*ACTIVITY*
With both ends included, repeat exactly the lines of the entries below from the one containing "Screening for the" down to the one containing "## (2) What was run first", and no others.

——

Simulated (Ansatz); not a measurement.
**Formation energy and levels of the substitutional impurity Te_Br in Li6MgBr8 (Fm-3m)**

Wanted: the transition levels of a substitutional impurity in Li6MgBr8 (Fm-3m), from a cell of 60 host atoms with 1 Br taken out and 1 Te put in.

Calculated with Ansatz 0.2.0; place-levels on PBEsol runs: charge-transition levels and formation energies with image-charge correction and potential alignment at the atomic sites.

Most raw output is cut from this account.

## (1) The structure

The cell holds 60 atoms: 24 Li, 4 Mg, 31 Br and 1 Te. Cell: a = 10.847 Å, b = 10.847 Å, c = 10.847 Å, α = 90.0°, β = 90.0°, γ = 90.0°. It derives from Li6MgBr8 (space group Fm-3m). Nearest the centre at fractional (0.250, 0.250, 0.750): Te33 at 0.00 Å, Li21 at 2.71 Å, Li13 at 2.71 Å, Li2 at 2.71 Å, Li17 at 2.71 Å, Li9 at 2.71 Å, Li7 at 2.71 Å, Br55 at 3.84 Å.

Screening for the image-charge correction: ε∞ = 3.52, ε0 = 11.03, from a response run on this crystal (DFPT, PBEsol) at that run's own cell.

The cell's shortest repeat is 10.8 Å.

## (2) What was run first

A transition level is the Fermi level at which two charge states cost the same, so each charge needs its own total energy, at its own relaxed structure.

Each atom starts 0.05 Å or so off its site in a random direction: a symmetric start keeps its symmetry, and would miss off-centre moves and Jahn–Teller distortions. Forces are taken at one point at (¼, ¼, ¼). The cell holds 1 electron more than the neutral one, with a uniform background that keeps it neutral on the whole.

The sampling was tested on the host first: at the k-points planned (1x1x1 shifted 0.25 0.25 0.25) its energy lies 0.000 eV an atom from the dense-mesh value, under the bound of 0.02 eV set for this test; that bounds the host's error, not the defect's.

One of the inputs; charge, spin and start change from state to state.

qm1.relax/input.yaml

——

*EXPECTED ANSWER*
Screening for the image-charge correction: ε∞ = 3.52, ε0 = 11.03, from a response run on this crystal (DFPT, PBEsol) at that run's own cell.

The cell's shortest repeat is 10.8 Å.

## (2) What was run first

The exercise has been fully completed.